START MATERIAL SHOWN
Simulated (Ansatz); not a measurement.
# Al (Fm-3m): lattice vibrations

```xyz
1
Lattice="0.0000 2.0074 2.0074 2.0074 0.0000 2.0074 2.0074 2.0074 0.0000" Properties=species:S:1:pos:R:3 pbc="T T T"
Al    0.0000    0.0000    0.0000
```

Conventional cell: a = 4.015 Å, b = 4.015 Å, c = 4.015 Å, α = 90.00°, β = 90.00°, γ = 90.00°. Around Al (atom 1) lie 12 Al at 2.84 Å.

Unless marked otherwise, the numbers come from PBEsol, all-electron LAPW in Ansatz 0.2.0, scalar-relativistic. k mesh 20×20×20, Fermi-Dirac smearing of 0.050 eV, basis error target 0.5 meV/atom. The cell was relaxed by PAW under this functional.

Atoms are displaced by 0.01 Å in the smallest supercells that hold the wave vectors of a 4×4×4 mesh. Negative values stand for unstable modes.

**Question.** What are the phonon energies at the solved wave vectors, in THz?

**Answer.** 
END MATERIAL SHOWN

## WORK INSTRUCTION:
Extract exactly the leading lines of the data, stopping at and including the line with "Conventional cell: a".

## ANSWER BOX:
Simulated (Ansatz); not a measurement.
# Al (Fm-3m): lattice vibrations

```xyz
1
Lattice="0.0000 2.0074 2.0074 2.0074 0.0000 2.0074 2.0074 2.0074 0.0000" Properties=species:S:1:pos:R:3 pbc="T T T"
Al    0.0000    0.0000    0.0000
```

Conventional cell: a = 4.015 Å, b = 4.015 Å, c = 4.015 Å, α = 90.00°, β = 90.00°, γ = 90.00°. Around Al (atom 1) lie 12 Al at 2.84 Å.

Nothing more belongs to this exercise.